Retype exactly the lines below, beginning with the first and ending with the line where "the Si–O bond)" appears.

____ PROVIDED DATA

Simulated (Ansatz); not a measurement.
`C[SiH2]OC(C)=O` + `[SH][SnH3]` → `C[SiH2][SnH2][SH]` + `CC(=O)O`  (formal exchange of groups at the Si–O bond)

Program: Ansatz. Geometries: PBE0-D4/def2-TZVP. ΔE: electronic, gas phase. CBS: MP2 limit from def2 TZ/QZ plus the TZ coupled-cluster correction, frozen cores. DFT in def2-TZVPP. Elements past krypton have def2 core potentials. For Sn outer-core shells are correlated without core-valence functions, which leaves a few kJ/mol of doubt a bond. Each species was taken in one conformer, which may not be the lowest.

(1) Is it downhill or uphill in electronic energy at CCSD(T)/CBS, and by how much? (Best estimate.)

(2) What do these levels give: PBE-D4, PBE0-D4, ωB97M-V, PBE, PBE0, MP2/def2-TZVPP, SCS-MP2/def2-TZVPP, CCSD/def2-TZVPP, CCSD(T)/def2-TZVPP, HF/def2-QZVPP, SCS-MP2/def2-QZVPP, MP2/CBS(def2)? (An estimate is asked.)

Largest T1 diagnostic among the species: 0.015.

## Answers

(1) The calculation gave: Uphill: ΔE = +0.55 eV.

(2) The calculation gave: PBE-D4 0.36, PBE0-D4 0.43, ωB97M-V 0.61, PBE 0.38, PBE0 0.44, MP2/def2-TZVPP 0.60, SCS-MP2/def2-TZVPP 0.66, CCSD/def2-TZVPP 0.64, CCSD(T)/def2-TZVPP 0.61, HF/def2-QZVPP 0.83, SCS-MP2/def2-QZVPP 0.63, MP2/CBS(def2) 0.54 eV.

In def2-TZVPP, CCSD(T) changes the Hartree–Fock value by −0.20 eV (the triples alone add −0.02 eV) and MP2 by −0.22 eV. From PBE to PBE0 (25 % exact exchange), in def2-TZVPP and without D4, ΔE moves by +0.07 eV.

________

EXERCISE OUTPUT ::
Simulated (Ansatz); not a measurement.
`C[SiH2]OC(C)=O` + `[SH][SnH3]` → `C[SiH2][SnH2][SH]` + `CC(=O)O`  (formal exchange of groups at the Si–O bond)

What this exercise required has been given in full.